*** Data for review ***
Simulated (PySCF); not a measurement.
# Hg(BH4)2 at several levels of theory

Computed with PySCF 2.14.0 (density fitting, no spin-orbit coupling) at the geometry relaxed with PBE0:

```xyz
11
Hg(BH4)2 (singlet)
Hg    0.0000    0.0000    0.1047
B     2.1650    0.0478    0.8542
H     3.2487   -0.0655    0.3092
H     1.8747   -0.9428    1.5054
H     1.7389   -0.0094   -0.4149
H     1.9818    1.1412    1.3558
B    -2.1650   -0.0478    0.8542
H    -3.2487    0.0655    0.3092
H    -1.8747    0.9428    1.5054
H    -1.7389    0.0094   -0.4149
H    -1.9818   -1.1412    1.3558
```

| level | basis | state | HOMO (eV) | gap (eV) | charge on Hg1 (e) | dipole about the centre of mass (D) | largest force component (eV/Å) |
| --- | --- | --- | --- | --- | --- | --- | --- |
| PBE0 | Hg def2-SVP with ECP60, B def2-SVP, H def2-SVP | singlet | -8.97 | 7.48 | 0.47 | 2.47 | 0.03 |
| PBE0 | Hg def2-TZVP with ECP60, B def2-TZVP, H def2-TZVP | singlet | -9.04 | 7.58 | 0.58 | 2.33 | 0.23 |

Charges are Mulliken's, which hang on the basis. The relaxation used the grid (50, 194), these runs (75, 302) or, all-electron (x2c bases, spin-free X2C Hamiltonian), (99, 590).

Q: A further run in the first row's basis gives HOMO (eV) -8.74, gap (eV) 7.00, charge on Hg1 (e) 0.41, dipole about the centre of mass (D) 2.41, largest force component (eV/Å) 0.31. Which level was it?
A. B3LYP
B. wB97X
*** End of Data for review ***

Assigned task
Take the records shown above and output them again exactly.

Written reply
Simulated (PySCF); not a measurement.
# Hg(BH4)2 at several levels of theory

Computed with PySCF 2.14.0 (density fitting, no spin-orbit coupling) at the geometry relaxed with PBE0:

```xyz
11
Hg(BH4)2 (singlet)
Hg    0.0000    0.0000    0.1047
B     2.1650    0.0478    0.8542
H     3.2487   -0.0655    0.3092
H     1.8747   -0.9428    1.5054
H     1.7389   -0.0094   -0.4149
H     1.9818    1.1412    1.3558
B    -2.1650   -0.0478    0.8542
H    -3.2487    0.0655    0.3092
H    -1.8747    0.9428    1.5054
H    -1.7389    0.0094   -0.4149
H    -1.9818   -1.1412    1.3558
```

| level | basis | state | HOMO (eV) | gap (eV) | charge on Hg1 (e) | dipole about the centre of mass (D) | largest force component (eV/Å) |
| --- | --- | --- | --- | --- | --- | --- | --- |
| PBE0 | Hg def2-SVP with ECP60, B def2-SVP, H def2-SVP | singlet | -8.97 | 7.48 | 0.47 | 2.47 | 0.03 |
| PBE0 | Hg def2-TZVP with ECP60, B def2-TZVP, H def2-TZVP | singlet | -9.04 | 7.58 | 0.58 | 2.33 | 0.23 |

Charges are Mulliken's, which hang on the basis. The relaxation used the grid (50, 194), these runs (75, 302) or, all-electron (x2c bases, spin-free X2C Hamiltonian), (99, 590).

Q: A further run in the first row's basis gives HOMO (eV) -8.74, gap (eV) 7.00, charge on Hg1 (e) 0.41, dipole about the centre of mass (D) 2.41, largest force component (eV/Å) 0.31. Which level was it?
A. B3LYP
B. wB97X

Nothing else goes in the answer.